AVAILABLE DATA:
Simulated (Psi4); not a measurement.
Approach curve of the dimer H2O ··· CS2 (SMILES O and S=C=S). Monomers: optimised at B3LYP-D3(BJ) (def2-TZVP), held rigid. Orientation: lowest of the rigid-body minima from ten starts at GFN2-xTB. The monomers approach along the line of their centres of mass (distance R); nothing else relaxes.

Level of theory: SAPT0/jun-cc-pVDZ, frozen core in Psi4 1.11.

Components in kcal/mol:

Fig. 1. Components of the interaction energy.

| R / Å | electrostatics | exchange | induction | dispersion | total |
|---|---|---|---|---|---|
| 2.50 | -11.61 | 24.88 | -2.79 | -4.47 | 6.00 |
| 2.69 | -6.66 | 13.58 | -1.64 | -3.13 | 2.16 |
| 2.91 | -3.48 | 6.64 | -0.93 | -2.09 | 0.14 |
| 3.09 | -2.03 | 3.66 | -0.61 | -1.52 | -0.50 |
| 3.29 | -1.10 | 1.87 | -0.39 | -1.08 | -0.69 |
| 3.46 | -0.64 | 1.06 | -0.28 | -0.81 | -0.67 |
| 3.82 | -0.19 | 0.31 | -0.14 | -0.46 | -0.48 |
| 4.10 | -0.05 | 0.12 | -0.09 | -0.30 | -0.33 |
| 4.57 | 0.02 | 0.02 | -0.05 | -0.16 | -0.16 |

ACTION ITEM:
Repeat the entries exactly, all of them.

ANSWER SECTION:
Simulated (Psi4); not a measurement.
Approach curve of the dimer H2O ··· CS2 (SMILES O and S=C=S). Monomers: optimised at B3LYP-D3(BJ) (def2-TZVP), held rigid. Orientation: lowest of the rigid-body minima from ten starts at GFN2-xTB. The monomers approach along the line of their centres of mass (distance R); nothing else relaxes.

Level of theory: SAPT0/jun-cc-pVDZ, frozen core in Psi4 1.11.

Components in kcal/mol:

Fig. 1. Components of the interaction energy.

| R / Å | electrostatics | exchange | induction | dispersion | total |
|---|---|---|---|---|---|
| 2.50 | -11.61 | 24.88 | -2.79 | -4.47 | 6.00 |
| 2.69 | -6.66 | 13.58 | -1.64 | -3.13 | 2.16 |
| 2.91 | -3.48 | 6.64 | -0.93 | -2.09 | 0.14 |
| 3.09 | -2.03 | 3.66 | -0.61 | -1.52 | -0.50 |
| 3.29 | -1.10 | 1.87 | -0.39 | -1.08 | -0.69 |
| 3.46 | -0.64 | 1.06 | -0.28 | -0.81 | -0.67 |
| 3.82 | -0.19 | 0.31 | -0.14 | -0.46 | -0.48 |
| 4.10 | -0.05 | 0.12 | -0.09 | -0.30 | -0.33 |
| 4.57 | 0.02 | 0.02 | -0.05 | -0.16 | -0.16 |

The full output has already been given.